### WORK ITEM
Please give the data again in full, exactly as provided.

BEGIN

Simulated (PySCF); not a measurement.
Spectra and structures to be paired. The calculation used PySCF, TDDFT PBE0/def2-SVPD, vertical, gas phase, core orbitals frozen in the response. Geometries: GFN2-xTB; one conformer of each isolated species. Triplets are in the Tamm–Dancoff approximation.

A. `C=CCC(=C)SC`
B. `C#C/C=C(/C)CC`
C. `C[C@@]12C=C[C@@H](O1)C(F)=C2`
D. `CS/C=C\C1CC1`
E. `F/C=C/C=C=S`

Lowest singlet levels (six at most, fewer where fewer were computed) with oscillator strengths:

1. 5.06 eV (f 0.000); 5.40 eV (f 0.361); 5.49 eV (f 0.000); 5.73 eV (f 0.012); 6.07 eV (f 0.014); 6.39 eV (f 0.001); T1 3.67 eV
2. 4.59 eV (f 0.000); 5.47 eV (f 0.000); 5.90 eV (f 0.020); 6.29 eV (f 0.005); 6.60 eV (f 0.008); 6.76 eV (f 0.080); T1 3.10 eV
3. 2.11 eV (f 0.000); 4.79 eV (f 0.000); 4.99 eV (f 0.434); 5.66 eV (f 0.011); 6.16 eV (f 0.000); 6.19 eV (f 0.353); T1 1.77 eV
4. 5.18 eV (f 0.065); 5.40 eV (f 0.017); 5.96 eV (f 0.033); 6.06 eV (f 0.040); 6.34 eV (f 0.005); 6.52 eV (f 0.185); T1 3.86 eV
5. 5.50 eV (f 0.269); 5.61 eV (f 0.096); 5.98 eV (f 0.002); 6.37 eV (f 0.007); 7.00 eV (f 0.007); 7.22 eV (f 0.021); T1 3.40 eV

END

### RESPONSE
Simulated (PySCF); not a measurement.
Spectra and structures to be paired. The calculation used PySCF, TDDFT PBE0/def2-SVPD, vertical, gas phase, core orbitals frozen in the response. Geometries: GFN2-xTB; one conformer of each isolated species. Triplets are in the Tamm–Dancoff approximation.

A. `C=CCC(=C)SC`
B. `C#C/C=C(/C)CC`
C. `C[C@@]12C=C[C@@H](O1)C(F)=C2`
D. `CS/C=C\C1CC1`
E. `F/C=C/C=C=S`

Lowest singlet levels (six at most, fewer where fewer were computed) with oscillator strengths:

1. 5.06 eV (f 0.000); 5.40 eV (f 0.361); 5.49 eV (f 0.000); 5.73 eV (f 0.012); 6.07 eV (f 0.014); 6.39 eV (f 0.001); T1 3.67 eV
2. 4.59 eV (f 0.000); 5.47 eV (f 0.000); 5.90 eV (f 0.020); 6.29 eV (f 0.005); 6.60 eV (f 0.008); 6.76 eV (f 0.080); T1 3.10 eV
3. 2.11 eV (f 0.000); 4.79 eV (f 0.000); 4.99 eV (f 0.434); 5.66 eV (f 0.011); 6.16 eV (f 0.000); 6.19 eV (f 0.353); T1 1.77 eV
4. 5.18 eV (f 0.065); 5.40 eV (f 0.017); 5.96 eV (f 0.033); 6.06 eV (f 0.040); 6.34 eV (f 0.005); 6.52 eV (f 0.185); T1 3.86 eV
5. 5.50 eV (f 0.269); 5.61 eV (f 0.096); 5.98 eV (f 0.002); 6.37 eV (f 0.007); 7.00 eV (f 0.007); 7.22 eV (f 0.021); T1 3.40 eV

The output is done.